### WORK REQUEST
Reproduce all of the records exactly.

### ENTRIES PROVIDED
......

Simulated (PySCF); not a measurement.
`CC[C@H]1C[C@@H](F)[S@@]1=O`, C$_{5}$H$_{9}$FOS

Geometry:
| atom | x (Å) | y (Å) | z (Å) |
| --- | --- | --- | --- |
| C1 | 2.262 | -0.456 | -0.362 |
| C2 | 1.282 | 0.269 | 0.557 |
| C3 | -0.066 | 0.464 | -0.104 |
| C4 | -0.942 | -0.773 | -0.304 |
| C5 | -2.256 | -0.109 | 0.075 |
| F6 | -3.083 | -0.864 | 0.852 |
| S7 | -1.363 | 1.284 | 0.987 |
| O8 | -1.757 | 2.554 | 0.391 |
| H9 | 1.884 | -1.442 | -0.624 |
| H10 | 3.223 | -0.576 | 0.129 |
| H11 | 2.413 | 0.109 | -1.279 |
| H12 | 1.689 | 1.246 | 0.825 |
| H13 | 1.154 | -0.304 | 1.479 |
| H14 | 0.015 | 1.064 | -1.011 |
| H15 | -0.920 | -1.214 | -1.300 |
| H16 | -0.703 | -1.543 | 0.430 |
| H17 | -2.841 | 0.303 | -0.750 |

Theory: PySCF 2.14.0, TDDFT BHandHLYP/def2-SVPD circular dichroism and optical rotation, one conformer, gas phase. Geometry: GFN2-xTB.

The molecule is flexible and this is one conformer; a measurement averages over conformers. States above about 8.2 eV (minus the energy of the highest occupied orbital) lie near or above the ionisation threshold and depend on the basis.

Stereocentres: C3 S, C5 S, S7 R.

......

### WRITTEN REPLY
Simulated (PySCF); not a measurement.
`CC[C@H]1C[C@@H](F)[S@@]1=O`, C$_{5}$H$_{9}$FOS

Geometry:
| atom | x (Å) | y (Å) | z (Å) |
| --- | --- | --- | --- |
| C1 | 2.262 | -0.456 | -0.362 |
| C2 | 1.282 | 0.269 | 0.557 |
| C3 | -0.066 | 0.464 | -0.104 |
| C4 | -0.942 | -0.773 | -0.304 |
| C5 | -2.256 | -0.109 | 0.075 |
| F6 | -3.083 | -0.864 | 0.852 |
| S7 | -1.363 | 1.284 | 0.987 |
| O8 | -1.757 | 2.554 | 0.391 |
| H9 | 1.884 | -1.442 | -0.624 |
| H10 | 3.223 | -0.576 | 0.129 |
| H11 | 2.413 | 0.109 | -1.279 |
| H12 | 1.689 | 1.246 | 0.825 |
| H13 | 1.154 | -0.304 | 1.479 |
| H14 | 0.015 | 1.064 | -1.011 |
| H15 | -0.920 | -1.214 | -1.300 |
| H16 | -0.703 | -1.543 | 0.430 |
| H17 | -2.841 | 0.303 | -0.750 |

Theory: PySCF 2.14.0, TDDFT BHandHLYP/def2-SVPD circular dichroism and optical rotation, one conformer, gas phase. Geometry: GFN2-xTB.

The molecule is flexible and this is one conformer; a measurement averages over conformers. States above about 8.2 eV (minus the energy of the highest occupied orbital) lie near or above the ionisation threshold and depend on the basis.

Stereocentres: C3 S, C5 S, S7 R.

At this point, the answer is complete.